> Action item:
Begin at the top of the records and copy each line exactly. The line containing "The gap is indirect, 4.33" is the last one to include.

** Opening Data provided block **

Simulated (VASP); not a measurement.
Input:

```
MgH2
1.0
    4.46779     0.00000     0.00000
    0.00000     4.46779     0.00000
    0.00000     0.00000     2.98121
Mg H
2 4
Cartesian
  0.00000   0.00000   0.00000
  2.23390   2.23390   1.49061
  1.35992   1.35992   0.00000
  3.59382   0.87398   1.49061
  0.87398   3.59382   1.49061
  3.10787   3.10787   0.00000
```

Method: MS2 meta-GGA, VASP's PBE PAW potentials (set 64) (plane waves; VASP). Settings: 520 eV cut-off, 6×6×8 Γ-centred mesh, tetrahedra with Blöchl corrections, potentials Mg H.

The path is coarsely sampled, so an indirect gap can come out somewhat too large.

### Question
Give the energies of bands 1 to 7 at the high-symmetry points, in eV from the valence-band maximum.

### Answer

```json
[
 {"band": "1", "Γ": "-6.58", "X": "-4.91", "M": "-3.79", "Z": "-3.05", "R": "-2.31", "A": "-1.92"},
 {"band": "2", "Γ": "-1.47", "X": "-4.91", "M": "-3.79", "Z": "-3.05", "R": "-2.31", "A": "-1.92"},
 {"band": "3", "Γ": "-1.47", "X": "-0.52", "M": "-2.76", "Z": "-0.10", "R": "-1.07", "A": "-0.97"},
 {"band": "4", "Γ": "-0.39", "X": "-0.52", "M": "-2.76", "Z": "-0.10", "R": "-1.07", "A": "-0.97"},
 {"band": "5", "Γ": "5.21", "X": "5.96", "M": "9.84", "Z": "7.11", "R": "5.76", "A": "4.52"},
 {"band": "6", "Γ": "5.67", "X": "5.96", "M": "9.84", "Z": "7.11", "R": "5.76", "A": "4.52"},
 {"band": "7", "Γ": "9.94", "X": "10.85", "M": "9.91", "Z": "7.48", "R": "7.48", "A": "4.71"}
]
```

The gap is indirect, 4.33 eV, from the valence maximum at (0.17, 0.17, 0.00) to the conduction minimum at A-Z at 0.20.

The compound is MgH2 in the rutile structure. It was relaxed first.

** Closing Data provided block **

> Task response:
Simulated (VASP); not a measurement.
Input:

```
MgH2
1.0
    4.46779     0.00000     0.00000
    0.00000     4.46779     0.00000
    0.00000     0.00000     2.98121
Mg H
2 4
Cartesian
  0.00000   0.00000   0.00000
  2.23390   2.23390   1.49061
  1.35992   1.35992   0.00000
  3.59382   0.87398   1.49061
  0.87398   3.59382   1.49061
  3.10787   3.10787   0.00000
```

Method: MS2 meta-GGA, VASP's PBE PAW potentials (set 64) (plane waves; VASP). Settings: 520 eV cut-off, 6×6×8 Γ-centred mesh, tetrahedra with Blöchl corrections, potentials Mg H.

The path is coarsely sampled, so an indirect gap can come out somewhat too large.

### Question
Give the energies of bands 1 to 7 at the high-symmetry points, in eV from the valence-band maximum.

### Answer

```json
[
 {"band": "1", "Γ": "-6.58", "X": "-4.91", "M": "-3.79", "Z": "-3.05", "R": "-2.31", "A": "-1.92"},
 {"band": "2", "Γ": "-1.47", "X": "-4.91", "M": "-3.79", "Z": "-3.05", "R": "-2.31", "A": "-1.92"},
 {"band": "3", "Γ": "-1.47", "X": "-0.52", "M": "-2.76", "Z": "-0.10", "R": "-1.07", "A": "-0.97"},
 {"band": "4", "Γ": "-0.39", "X": "-0.52", "M": "-2.76", "Z": "-0.10", "R": "-1.07", "A": "-0.97"},
 {"band": "5", "Γ": "5.21", "X": "5.96", "M": "9.84", "Z": "7.11", "R": "5.76", "A": "4.52"},
 {"band": "6", "Γ": "5.67", "X": "5.96", "M": "9.84", "Z": "7.11", "R": "5.76", "A": "4.52"},
 {"band": "7", "Γ": "9.94", "X": "10.85", "M": "9.91", "Z": "7.48", "R": "7.48", "A": "4.71"}
]
```

The gap is indirect, 4.33 eV, from the valence maximum at (0.17, 0.17, 0.00) to the conduction minimum at A-Z at 0.20.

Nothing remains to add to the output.